START Extracted entries

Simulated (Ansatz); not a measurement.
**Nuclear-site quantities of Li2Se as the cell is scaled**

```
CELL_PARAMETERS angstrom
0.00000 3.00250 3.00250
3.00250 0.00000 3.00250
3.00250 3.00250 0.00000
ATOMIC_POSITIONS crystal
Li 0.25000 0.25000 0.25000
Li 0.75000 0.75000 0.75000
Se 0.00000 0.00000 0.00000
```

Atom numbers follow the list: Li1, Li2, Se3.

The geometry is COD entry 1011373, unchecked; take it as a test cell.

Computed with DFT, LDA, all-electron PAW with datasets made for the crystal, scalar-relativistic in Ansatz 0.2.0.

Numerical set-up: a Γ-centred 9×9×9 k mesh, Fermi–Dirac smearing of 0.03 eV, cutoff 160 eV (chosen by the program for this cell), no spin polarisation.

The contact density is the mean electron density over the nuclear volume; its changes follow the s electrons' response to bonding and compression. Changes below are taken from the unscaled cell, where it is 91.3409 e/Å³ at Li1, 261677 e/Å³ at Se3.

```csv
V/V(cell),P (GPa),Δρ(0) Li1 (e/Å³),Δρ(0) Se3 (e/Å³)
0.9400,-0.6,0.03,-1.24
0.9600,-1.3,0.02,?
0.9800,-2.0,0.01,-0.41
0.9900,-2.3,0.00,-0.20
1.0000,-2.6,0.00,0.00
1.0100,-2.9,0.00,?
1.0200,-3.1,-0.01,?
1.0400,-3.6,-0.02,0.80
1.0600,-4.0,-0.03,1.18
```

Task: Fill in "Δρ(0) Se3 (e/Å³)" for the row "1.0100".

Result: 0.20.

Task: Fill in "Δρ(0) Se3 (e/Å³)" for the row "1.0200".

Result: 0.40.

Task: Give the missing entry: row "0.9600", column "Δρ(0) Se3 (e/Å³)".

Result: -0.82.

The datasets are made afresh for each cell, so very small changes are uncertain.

END Extracted entries

The first line of the entries, the line with "The geometry is", and every line between them should be retyped exactly, and nothing else.

Answer section:
Simulated (Ansatz); not a measurement.
**Nuclear-site quantities of Li2Se as the cell is scaled**

```
CELL_PARAMETERS angstrom
0.00000 3.00250 3.00250
3.00250 0.00000 3.00250
3.00250 3.00250 0.00000
ATOMIC_POSITIONS crystal
Li 0.25000 0.25000 0.25000
Li 0.75000 0.75000 0.75000
Se 0.00000 0.00000 0.00000
```

Atom numbers follow the list: Li1, Li2, Se3.

The geometry is COD entry 1011373, unchecked; take it as a test cell.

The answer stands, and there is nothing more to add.